◆ WORK ORDER
Copy every record that appears below, exactly as it stands.

Content starts

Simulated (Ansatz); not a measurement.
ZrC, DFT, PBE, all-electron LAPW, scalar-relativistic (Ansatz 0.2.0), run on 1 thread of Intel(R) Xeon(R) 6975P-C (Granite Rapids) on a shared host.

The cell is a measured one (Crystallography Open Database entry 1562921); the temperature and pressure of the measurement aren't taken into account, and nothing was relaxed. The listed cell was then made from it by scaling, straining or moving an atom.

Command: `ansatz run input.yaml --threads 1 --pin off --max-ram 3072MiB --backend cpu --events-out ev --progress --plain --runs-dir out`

Content ends

◆ ANSWER SECTION
Simulated (Ansatz); not a measurement.
ZrC, DFT, PBE, all-electron LAPW, scalar-relativistic (Ansatz 0.2.0), run on 1 thread of Intel(R) Xeon(R) 6975P-C (Granite Rapids) on a shared host.

The cell is a measured one (Crystallography Open Database entry 1562921); the temperature and pressure of the measurement aren't taken into account, and nothing was relaxed. The listed cell was then made from it by scaling, straining or moving an atom.

Command: `ansatz run input.yaml --threads 1 --pin off --max-ram 3072MiB --backend cpu --events-out ev --progress --plain --runs-dir out`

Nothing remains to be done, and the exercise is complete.